#### Entries provided ####

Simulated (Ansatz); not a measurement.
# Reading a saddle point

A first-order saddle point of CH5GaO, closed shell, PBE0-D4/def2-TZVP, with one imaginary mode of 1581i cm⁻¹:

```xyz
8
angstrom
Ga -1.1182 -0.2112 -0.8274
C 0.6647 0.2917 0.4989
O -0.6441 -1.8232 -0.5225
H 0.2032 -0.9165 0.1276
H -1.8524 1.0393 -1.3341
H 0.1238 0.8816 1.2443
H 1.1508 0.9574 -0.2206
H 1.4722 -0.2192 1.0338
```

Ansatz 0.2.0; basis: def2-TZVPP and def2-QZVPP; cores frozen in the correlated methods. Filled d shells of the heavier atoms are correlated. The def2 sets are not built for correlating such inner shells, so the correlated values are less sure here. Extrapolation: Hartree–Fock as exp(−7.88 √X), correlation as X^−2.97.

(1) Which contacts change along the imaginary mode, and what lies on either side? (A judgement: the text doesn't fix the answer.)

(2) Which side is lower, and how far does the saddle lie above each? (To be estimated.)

####

■ Required action ■
Start at the first line of the entries and stop at the line with "Ansatz 0.2.0; basis: def2-TZVPP". Retype each of those lines exactly, both ends included.

■ Your solution ■
Simulated (Ansatz); not a measurement.
# Reading a saddle point

A first-order saddle point of CH5GaO, closed shell, PBE0-D4/def2-TZVP, with one imaginary mode of 1581i cm⁻¹:

```xyz
8
angstrom
Ga -1.1182 -0.2112 -0.8274
C 0.6647 0.2917 0.4989
O -0.6441 -1.8232 -0.5225
H 0.2032 -0.9165 0.1276
H -1.8524 1.0393 -1.3341
H 0.1238 0.8816 1.2443
H 1.1508 0.9574 -0.2206
H 1.4722 -0.2192 1.0338
```

Ansatz 0.2.0; basis: def2-TZVPP and def2-QZVPP; cores frozen in the correlated methods. Filled d shells of the heavier atoms are correlated. The def2 sets are not built for correlating such inner shells, so the correlated values are less sure here. Extrapolation: Hartree–Fock as exp(−7.88 √X), correlation as X^−2.97.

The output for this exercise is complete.